━━ RAW DATA ━━

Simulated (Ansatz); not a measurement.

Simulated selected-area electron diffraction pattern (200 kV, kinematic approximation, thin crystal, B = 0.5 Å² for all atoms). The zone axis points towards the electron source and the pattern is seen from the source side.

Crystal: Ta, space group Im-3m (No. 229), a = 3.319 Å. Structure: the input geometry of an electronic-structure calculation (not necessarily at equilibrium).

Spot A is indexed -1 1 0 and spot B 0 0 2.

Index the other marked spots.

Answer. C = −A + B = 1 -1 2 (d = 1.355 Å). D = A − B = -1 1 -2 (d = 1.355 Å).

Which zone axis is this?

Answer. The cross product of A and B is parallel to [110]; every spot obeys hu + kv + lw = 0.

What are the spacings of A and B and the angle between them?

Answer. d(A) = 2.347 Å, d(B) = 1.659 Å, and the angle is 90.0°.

━━━

■ **ASSIGNED TASK**
Your answer must be the lines from the first line of the records through the line containing "Simulated selected-area electron", copied exactly.

■ **TASK SOLUTION**
Simulated (Ansatz); not a measurement.

Simulated selected-area electron diffraction pattern (200 kV, kinematic approximation, thin crystal, B = 0.5 Å² for all atoms). The zone axis points towards the electron source and the pattern is seen from the source side.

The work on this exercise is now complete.